» EXTRACTED INFORMATION
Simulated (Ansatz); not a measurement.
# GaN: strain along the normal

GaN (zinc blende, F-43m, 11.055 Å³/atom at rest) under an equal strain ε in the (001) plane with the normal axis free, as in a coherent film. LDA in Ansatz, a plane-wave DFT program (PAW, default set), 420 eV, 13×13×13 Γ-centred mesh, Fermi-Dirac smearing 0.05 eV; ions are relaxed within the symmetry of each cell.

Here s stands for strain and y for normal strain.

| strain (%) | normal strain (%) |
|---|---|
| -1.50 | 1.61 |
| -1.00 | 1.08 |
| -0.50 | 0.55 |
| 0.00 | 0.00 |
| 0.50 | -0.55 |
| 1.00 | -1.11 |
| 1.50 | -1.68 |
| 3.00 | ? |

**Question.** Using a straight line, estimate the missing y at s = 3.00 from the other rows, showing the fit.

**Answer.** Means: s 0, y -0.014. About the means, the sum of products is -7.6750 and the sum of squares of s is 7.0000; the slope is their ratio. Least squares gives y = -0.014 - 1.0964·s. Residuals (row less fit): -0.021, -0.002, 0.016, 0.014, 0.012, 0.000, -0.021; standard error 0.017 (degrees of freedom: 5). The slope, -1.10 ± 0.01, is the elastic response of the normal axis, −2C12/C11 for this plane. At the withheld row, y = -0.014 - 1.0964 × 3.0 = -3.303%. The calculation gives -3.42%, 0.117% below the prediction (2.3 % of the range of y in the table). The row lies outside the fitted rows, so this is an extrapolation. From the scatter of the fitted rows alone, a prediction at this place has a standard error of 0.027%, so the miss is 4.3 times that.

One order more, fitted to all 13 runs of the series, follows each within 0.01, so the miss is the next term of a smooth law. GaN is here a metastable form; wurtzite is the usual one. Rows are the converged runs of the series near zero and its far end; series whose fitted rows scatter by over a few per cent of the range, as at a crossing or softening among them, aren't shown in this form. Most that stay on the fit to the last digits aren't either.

» WORK ORDER
Taking the listing above as the source, transcribe only the lines starting at the line with "-1.50 | 1.61 |" and going through the line with "showing the fit.", unaltered and with both ends included.

» SOLUTION
| -1.50 | 1.61 |
| -1.00 | 1.08 |
| -0.50 | 0.55 |
| 0.00 | 0.00 |
| 0.50 | -0.55 |
| 1.00 | -1.11 |
| 1.50 | -1.68 |
| 3.00 | ? |

**Question.** Using a straight line, estimate the missing y at s = 3.00 from the other rows, showing the fit.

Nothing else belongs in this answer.